ASSIGNED TASK ▸
Retype word for word the lines of the data below, from the first to the one bearing "The calculation used", with that one included.

ENTRIES SUPPLIED ▸
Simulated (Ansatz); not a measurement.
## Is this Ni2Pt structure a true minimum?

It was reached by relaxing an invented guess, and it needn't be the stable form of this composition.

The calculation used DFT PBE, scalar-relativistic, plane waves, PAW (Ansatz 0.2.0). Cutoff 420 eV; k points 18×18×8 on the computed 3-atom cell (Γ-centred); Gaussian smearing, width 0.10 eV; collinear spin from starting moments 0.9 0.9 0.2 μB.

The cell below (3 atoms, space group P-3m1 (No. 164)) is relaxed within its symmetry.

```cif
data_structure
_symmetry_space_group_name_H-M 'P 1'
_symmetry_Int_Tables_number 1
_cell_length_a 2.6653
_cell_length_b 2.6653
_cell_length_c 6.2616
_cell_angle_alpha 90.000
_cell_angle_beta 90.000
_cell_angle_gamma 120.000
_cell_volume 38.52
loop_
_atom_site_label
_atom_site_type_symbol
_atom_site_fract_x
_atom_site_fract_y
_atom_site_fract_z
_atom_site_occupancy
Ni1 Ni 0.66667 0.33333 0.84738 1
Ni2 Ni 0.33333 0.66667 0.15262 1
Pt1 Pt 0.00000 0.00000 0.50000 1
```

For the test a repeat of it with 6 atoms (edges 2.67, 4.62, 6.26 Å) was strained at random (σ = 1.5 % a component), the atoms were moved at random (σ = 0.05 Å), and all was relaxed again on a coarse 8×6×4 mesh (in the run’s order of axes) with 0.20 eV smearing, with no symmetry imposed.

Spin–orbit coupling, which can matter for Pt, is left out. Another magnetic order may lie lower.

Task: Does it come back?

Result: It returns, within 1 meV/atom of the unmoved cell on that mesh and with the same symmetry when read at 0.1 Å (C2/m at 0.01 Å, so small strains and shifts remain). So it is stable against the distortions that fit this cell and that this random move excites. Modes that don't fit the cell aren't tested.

EXPECTED ANSWER ▸
Simulated (Ansatz); not a measurement.
## Is this Ni2Pt structure a true minimum?

It was reached by relaxing an invented guess, and it needn't be the stable form of this composition.

The calculation used DFT PBE, scalar-relativistic, plane waves, PAW (Ansatz 0.2.0). Cutoff 420 eV; k points 18×18×8 on the computed 3-atom cell (Γ-centred); Gaussian smearing, width 0.10 eV; collinear spin from starting moments 0.9 0.9 0.2 μB.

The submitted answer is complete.